> _REQUIRED ACTION_:
Everything from the first line below through the line with "Reaction (homolysis of" is to be transcribed exactly, and nothing past it.

*** DATA EXTRACT

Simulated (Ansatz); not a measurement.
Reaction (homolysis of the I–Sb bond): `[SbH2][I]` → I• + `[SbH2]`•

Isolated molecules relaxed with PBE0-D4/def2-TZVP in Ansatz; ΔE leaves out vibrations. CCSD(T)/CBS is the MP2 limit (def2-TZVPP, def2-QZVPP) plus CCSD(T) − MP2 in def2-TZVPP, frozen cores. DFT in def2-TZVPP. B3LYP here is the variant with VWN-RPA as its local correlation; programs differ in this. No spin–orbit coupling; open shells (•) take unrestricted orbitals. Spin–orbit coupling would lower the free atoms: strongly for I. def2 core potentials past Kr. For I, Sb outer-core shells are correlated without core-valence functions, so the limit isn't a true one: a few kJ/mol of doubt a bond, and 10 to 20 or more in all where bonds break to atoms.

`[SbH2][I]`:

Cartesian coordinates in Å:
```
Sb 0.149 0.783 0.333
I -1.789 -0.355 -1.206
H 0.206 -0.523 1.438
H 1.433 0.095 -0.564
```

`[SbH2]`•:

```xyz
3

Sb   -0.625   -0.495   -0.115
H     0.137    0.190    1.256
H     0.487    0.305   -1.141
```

******

> _EXERCISE SOLUTION_:
Simulated (Ansatz); not a measurement.
Reaction (homolysis of the I–Sb bond): `[SbH2][I]` → I• + `[SbH2]`•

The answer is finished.